**Activity**. Extract exactly those lines that lie between the start of the material and the line with "The labels give", including both boundary lines and no others.

**Source information**.
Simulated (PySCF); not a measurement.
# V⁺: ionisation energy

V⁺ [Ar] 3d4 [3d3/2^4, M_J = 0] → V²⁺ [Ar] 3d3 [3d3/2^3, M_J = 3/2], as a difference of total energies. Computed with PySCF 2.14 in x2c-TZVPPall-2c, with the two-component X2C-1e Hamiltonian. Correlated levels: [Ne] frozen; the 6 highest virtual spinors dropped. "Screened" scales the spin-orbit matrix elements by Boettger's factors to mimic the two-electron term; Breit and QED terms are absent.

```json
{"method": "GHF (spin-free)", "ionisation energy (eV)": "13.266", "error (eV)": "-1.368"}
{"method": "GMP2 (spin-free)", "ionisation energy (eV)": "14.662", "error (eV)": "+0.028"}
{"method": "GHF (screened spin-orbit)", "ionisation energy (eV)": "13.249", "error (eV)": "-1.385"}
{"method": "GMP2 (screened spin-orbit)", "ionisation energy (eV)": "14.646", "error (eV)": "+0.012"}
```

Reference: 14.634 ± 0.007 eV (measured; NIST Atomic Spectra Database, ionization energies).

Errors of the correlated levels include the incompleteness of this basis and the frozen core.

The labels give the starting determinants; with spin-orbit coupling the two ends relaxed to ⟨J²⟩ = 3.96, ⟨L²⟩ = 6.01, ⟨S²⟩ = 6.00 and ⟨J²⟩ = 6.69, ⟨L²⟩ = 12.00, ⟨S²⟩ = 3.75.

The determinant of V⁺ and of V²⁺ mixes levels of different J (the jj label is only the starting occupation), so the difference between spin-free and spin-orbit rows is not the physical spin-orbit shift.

**Your solution**.
Simulated (PySCF); not a measurement.
# V⁺: ionisation energy

V⁺ [Ar] 3d4 [3d3/2^4, M_J = 0] → V²⁺ [Ar] 3d3 [3d3/2^3, M_J = 3/2], as a difference of total energies. Computed with PySCF 2.14 in x2c-TZVPPall-2c, with the two-component X2C-1e Hamiltonian. Correlated levels: [Ne] frozen; the 6 highest virtual spinors dropped. "Screened" scales the spin-orbit matrix elements by Boettger's factors to mimic the two-electron term; Breit and QED terms are absent.

```json
{"method": "GHF (spin-free)", "ionisation energy (eV)": "13.266", "error (eV)": "-1.368"}
{"method": "GMP2 (spin-free)", "ionisation energy (eV)": "14.662", "error (eV)": "+0.028"}
{"method": "GHF (screened spin-orbit)", "ionisation energy (eV)": "13.249", "error (eV)": "-1.385"}
{"method": "GMP2 (screened spin-orbit)", "ionisation energy (eV)": "14.646", "error (eV)": "+0.012"}
```

Reference: 14.634 ± 0.007 eV (measured; NIST Atomic Spectra Database, ionization energies).

Errors of the correlated levels include the incompleteness of this basis and the frozen core.

The labels give the starting determinants; with spin-orbit coupling the two ends relaxed to ⟨J²⟩ = 3.96, ⟨L²⟩ = 6.01, ⟨S²⟩ = 6.00 and ⟨J²⟩ = 6.69, ⟨L²⟩ = 12.00, ⟨S²⟩ = 3.75.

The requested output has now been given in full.